## [Work instruction]
Take the listing and give it again exactly, from its first line to its last line.

## [Data extracts]
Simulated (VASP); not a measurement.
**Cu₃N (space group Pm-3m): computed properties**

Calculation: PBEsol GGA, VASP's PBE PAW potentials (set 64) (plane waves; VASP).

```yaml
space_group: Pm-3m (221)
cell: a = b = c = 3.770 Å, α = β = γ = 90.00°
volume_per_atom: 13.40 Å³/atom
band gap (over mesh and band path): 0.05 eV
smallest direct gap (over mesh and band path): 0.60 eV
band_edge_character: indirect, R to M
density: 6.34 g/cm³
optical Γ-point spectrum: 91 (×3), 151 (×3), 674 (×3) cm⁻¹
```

## [Exercise answer]
Simulated (VASP); not a measurement.
**Cu₃N (space group Pm-3m): computed properties**

Calculation: PBEsol GGA, VASP's PBE PAW potentials (set 64) (plane waves; VASP).

```yaml
space_group: Pm-3m (221)
cell: a = b = c = 3.770 Å, α = β = γ = 90.00°
volume_per_atom: 13.40 Å³/atom
band gap (over mesh and band path): 0.05 eV
smallest direct gap (over mesh and band path): 0.60 eV
band_edge_character: indirect, R to M
density: 6.34 g/cm³
optical Γ-point spectrum: 91 (×3), 151 (×3), 674 (×3) cm⁻¹
```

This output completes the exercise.